> _RECORDED INFORMATION_
================================

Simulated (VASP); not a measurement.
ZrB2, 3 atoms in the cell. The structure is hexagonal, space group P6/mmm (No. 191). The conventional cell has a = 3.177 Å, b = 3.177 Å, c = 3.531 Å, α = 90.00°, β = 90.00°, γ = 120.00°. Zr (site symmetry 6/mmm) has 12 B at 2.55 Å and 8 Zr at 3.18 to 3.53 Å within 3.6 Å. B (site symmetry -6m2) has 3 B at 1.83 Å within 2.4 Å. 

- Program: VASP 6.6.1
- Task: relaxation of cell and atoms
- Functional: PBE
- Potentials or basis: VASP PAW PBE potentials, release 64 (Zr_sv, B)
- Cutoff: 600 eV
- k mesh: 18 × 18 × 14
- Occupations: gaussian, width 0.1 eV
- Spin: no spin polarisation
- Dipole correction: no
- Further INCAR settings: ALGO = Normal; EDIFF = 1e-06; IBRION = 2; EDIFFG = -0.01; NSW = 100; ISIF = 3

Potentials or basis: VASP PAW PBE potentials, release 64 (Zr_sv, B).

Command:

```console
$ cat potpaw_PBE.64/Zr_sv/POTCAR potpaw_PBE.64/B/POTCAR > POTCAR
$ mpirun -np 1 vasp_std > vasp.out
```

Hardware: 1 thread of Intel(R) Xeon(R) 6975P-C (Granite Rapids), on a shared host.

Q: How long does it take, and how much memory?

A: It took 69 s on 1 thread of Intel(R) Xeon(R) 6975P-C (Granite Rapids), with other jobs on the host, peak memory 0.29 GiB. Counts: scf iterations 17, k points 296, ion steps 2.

================================

From the opening line of the data above, please print each line as written up to and including the line that contains "Q: How long", and nothing more.

> _WRITTEN RESPONSE_
Simulated (VASP); not a measurement.
ZrB2, 3 atoms in the cell. The structure is hexagonal, space group P6/mmm (No. 191). The conventional cell has a = 3.177 Å, b = 3.177 Å, c = 3.531 Å, α = 90.00°, β = 90.00°, γ = 120.00°. Zr (site symmetry 6/mmm) has 12 B at 2.55 Å and 8 Zr at 3.18 to 3.53 Å within 3.6 Å. B (site symmetry -6m2) has 3 B at 1.83 Å within 2.4 Å. 

- Program: VASP 6.6.1
- Task: relaxation of cell and atoms
- Functional: PBE
- Potentials or basis: VASP PAW PBE potentials, release 64 (Zr_sv, B)
- Cutoff: 600 eV
- k mesh: 18 × 18 × 14
- Occupations: gaussian, width 0.1 eV
- Spin: no spin polarisation
- Dipole correction: no
- Further INCAR settings: ALGO = Normal; EDIFF = 1e-06; IBRION = 2; EDIFFG = -0.01; NSW = 100; ISIF = 3

Potentials or basis: VASP PAW PBE potentials, release 64 (Zr_sv, B).

Command:

```console
$ cat potpaw_PBE.64/Zr_sv/POTCAR potpaw_PBE.64/B/POTCAR > POTCAR
$ mpirun -np 1 vasp_std > vasp.out
```

Hardware: 1 thread of Intel(R) Xeon(R) 6975P-C (Granite Rapids), on a shared host.

Q: How long does it take, and how much memory?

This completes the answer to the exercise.